*Assigned task*.
Please output the section of the listing below that opens with the line containing "# CsSb: energy against distance" and closes with the line containing "Q: Put a parabola", exactly and with nothing else.

::: Provided information :::
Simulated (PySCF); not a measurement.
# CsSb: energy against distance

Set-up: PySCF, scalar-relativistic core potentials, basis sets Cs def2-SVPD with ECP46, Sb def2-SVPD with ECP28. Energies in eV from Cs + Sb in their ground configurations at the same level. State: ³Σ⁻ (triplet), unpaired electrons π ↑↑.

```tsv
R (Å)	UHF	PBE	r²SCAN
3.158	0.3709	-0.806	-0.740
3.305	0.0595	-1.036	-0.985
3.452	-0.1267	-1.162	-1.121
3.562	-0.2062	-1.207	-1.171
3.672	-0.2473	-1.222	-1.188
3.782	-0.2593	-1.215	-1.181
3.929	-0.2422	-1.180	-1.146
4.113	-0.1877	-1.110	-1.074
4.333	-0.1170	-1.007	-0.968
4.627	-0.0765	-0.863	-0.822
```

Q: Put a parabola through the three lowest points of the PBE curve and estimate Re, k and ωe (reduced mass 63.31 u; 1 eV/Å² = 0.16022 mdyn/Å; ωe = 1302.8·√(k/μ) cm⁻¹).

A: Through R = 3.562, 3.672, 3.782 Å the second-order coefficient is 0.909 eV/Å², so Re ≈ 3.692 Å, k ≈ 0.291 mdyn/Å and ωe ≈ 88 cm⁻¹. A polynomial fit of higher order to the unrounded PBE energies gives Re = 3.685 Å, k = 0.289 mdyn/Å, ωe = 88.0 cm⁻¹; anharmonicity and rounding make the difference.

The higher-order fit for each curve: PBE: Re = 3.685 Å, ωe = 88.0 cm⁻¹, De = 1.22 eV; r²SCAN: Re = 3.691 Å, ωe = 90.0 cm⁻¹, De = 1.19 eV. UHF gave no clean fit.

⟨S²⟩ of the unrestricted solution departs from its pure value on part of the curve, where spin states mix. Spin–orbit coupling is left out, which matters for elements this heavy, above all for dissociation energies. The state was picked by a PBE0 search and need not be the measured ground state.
:::

*Result*.
# CsSb: energy against distance

Set-up: PySCF, scalar-relativistic core potentials, basis sets Cs def2-SVPD with ECP46, Sb def2-SVPD with ECP28. Energies in eV from Cs + Sb in their ground configurations at the same level. State: ³Σ⁻ (triplet), unpaired electrons π ↑↑.

```tsv
R (Å)	UHF	PBE	r²SCAN
3.158	0.3709	-0.806	-0.740
3.305	0.0595	-1.036	-0.985
3.452	-0.1267	-1.162	-1.121
3.562	-0.2062	-1.207	-1.171
3.672	-0.2473	-1.222	-1.188
3.782	-0.2593	-1.215	-1.181
3.929	-0.2422	-1.180	-1.146
4.113	-0.1877	-1.110	-1.074
4.333	-0.1170	-1.007	-0.968
4.627	-0.0765	-0.863	-0.822
```

Q: Put a parabola through the three lowest points of the PBE curve and estimate Re, k and ωe (reduced mass 63.31 u; 1 eV/Å² = 0.16022 mdyn/Å; ωe = 1302.8·√(k/μ) cm⁻¹).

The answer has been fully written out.